(Beginning of LISTED RECORDS)

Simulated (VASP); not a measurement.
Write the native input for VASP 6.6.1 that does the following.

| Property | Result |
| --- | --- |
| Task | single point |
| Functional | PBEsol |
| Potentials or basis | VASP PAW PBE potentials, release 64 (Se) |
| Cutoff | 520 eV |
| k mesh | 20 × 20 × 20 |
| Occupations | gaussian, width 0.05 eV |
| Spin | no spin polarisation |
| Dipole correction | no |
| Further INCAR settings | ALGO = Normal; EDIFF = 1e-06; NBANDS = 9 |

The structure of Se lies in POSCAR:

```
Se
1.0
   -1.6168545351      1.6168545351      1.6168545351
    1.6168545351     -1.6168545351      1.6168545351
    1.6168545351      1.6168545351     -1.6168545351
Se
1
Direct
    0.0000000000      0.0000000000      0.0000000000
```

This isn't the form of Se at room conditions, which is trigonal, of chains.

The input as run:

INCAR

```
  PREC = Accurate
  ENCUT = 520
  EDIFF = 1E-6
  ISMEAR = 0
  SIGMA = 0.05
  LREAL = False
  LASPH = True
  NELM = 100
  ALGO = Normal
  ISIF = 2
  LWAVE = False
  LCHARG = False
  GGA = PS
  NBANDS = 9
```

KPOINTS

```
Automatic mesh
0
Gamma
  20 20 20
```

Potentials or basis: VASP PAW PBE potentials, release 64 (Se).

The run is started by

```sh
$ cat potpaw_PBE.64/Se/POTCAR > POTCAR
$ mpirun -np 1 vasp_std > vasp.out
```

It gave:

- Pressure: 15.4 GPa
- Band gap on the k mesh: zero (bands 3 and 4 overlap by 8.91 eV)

(End of LISTED RECORDS)

WORK ITEM. Return exactly, and only, the lines above starting at the line that contains "correction | no |" and ending at the line that contains "- Pressure: 15.4 GPa".

WRITTEN REPLY.
| Dipole correction | no |
| Further INCAR settings | ALGO = Normal; EDIFF = 1e-06; NBANDS = 9 |

The structure of Se lies in POSCAR:

```
Se
1.0
   -1.6168545351      1.6168545351      1.6168545351
    1.6168545351     -1.6168545351      1.6168545351
    1.6168545351      1.6168545351     -1.6168545351
Se
1
Direct
    0.0000000000      0.0000000000      0.0000000000
```

This isn't the form of Se at room conditions, which is trigonal, of chains.

The input as run:

INCAR

```
  PREC = Accurate
  ENCUT = 520
  EDIFF = 1E-6
  ISMEAR = 0
  SIGMA = 0.05
  LREAL = False
  LASPH = True
  NELM = 100
  ALGO = Normal
  ISIF = 2
  LWAVE = False
  LCHARG = False
  GGA = PS
  NBANDS = 9
```

KPOINTS

```
Automatic mesh
0
Gamma
  20 20 20
```

Potentials or basis: VASP PAW PBE potentials, release 64 (Se).

The run is started by

```sh
$ cat potpaw_PBE.64/Se/POTCAR > POTCAR
$ mpirun -np 1 vasp_std > vasp.out
```

It gave:

- Pressure: 15.4 GPa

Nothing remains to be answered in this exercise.